------ DATA PROVIDED ------
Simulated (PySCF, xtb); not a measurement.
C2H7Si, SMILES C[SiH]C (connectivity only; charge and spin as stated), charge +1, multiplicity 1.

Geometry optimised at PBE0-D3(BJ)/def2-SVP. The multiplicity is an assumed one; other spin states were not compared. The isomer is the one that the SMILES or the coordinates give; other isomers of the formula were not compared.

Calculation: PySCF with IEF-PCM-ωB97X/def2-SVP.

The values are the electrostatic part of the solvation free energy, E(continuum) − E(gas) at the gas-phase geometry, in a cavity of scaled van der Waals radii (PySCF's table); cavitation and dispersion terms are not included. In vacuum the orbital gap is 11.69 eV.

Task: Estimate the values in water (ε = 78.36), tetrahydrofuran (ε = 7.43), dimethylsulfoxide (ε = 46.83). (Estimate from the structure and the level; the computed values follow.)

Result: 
------

▶ [WORK INSTRUCTION]
Word for word, write out each of the records shown above.

▶ [REPLY]
Simulated (PySCF, xtb); not a measurement.
C2H7Si, SMILES C[SiH]C (connectivity only; charge and spin as stated), charge +1, multiplicity 1.

Geometry optimised at PBE0-D3(BJ)/def2-SVP. The multiplicity is an assumed one; other spin states were not compared. The isomer is the one that the SMILES or the coordinates give; other isomers of the formula were not compared.

Calculation: PySCF with IEF-PCM-ωB97X/def2-SVP.

The values are the electrostatic part of the solvation free energy, E(continuum) − E(gas) at the gas-phase geometry, in a cavity of scaled van der Waals radii (PySCF's table); cavitation and dispersion terms are not included. In vacuum the orbital gap is 11.69 eV.

Task: Estimate the values in water (ε = 78.36), tetrahydrofuran (ε = 7.43), dimethylsulfoxide (ε = 46.83). (Estimate from the structure and the level; the computed values follow.)

Result: 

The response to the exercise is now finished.